DATA SUPPLIED:
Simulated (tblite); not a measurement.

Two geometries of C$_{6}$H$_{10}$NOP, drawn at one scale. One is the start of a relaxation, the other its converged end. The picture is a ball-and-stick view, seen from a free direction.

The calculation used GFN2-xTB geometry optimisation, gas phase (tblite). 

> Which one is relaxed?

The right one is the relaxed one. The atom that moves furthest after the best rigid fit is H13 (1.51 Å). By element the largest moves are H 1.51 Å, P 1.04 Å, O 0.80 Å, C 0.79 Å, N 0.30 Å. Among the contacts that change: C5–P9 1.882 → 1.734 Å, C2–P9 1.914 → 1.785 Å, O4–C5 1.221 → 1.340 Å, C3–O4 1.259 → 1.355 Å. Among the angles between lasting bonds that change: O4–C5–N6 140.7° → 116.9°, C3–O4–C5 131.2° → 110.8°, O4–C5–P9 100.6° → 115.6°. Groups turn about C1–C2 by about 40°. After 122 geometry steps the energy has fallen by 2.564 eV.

WORK ITEM: Above are the entries. Quote exactly the lines from the one bearing "Two geometries of" through the one bearing "one is relaxed?".

EXERCISE ANSWER:
Two geometries of C$_{6}$H$_{10}$NOP, drawn at one scale. One is the start of a relaxation, the other its converged end. The picture is a ball-and-stick view, seen from a free direction.

The calculation used GFN2-xTB geometry optimisation, gas phase (tblite). 

> Which one is relaxed?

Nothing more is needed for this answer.